■ Data extracts:
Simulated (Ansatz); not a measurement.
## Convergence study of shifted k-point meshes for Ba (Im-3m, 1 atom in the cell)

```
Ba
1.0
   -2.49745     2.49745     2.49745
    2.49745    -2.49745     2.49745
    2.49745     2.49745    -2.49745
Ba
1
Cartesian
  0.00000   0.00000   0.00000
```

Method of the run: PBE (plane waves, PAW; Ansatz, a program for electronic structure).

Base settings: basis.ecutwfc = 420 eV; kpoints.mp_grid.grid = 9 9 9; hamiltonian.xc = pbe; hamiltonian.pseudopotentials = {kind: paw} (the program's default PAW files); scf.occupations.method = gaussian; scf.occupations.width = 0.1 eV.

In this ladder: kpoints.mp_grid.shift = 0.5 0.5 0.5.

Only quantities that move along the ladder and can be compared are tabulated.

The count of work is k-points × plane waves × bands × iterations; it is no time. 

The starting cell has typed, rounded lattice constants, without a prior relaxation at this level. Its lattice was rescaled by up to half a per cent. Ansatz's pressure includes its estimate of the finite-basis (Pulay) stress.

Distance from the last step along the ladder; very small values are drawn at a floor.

■ Work item:
Please retype all of the lines above exactly as they stand.

■ Written answer:
Simulated (Ansatz); not a measurement.
## Convergence study of shifted k-point meshes for Ba (Im-3m, 1 atom in the cell)

```
Ba
1.0
   -2.49745     2.49745     2.49745
    2.49745    -2.49745     2.49745
    2.49745     2.49745    -2.49745
Ba
1
Cartesian
  0.00000   0.00000   0.00000
```

Method of the run: PBE (plane waves, PAW; Ansatz, a program for electronic structure).

Base settings: basis.ecutwfc = 420 eV; kpoints.mp_grid.grid = 9 9 9; hamiltonian.xc = pbe; hamiltonian.pseudopotentials = {kind: paw} (the program's default PAW files); scf.occupations.method = gaussian; scf.occupations.width = 0.1 eV.

In this ladder: kpoints.mp_grid.shift = 0.5 0.5 0.5.

Only quantities that move along the ladder and can be compared are tabulated.

The count of work is k-points × plane waves × bands × iterations; it is no time. 

The starting cell has typed, rounded lattice constants, without a prior relaxation at this level. Its lattice was rescaled by up to half a per cent. Ansatz's pressure includes its estimate of the finite-basis (Pulay) stress.

Distance from the last step along the ladder; very small values are drawn at a floor.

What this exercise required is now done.